■ ACTION ITEM: What follows is a listing. Return every line of it exactly.

■ RECORDS SHOWN:
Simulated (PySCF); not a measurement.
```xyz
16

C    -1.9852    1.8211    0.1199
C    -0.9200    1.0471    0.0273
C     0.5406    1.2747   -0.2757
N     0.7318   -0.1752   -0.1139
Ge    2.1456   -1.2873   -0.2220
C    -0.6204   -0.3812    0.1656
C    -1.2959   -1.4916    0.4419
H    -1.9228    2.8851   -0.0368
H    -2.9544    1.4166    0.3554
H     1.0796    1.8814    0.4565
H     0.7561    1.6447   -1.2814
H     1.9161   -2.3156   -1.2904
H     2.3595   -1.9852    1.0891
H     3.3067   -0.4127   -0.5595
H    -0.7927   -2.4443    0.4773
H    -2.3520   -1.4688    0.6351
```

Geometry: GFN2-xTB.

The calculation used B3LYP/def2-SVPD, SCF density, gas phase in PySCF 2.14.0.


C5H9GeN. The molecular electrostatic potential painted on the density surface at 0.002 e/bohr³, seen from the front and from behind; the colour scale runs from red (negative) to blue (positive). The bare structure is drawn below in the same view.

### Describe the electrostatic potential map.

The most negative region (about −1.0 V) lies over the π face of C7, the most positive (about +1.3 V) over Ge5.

■ ANSWER SPACE:
Simulated (PySCF); not a measurement.
```xyz
16

C    -1.9852    1.8211    0.1199
C    -0.9200    1.0471    0.0273
C     0.5406    1.2747   -0.2757
N     0.7318   -0.1752   -0.1139
Ge    2.1456   -1.2873   -0.2220
C    -0.6204   -0.3812    0.1656
C    -1.2959   -1.4916    0.4419
H    -1.9228    2.8851   -0.0368
H    -2.9544    1.4166    0.3554
H     1.0796    1.8814    0.4565
H     0.7561    1.6447   -1.2814
H     1.9161   -2.3156   -1.2904
H     2.3595   -1.9852    1.0891
H     3.3067   -0.4127   -0.5595
H    -0.7927   -2.4443    0.4773
H    -2.3520   -1.4688    0.6351
```

Geometry: GFN2-xTB.

The calculation used B3LYP/def2-SVPD, SCF density, gas phase in PySCF 2.14.0.


C5H9GeN. The molecular electrostatic potential painted on the density surface at 0.002 e/bohr³, seen from the front and from behind; the colour scale runs from red (negative) to blue (positive). The bare structure is drawn below in the same view.

### Describe the electrostatic potential map.

The most negative region (about −1.0 V) lies over the π face of C7, the most positive (about +1.3 V) over Ge5.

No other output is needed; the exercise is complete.